INFORMATION:
• • • •

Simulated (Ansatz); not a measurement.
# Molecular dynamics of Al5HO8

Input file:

• • • •

REQUIRED ACTION:
Copy out the entire listing exactly.

YOUR SOLUTION:
Simulated (Ansatz); not a measurement.
# Molecular dynamics of Al5HO8

Input file:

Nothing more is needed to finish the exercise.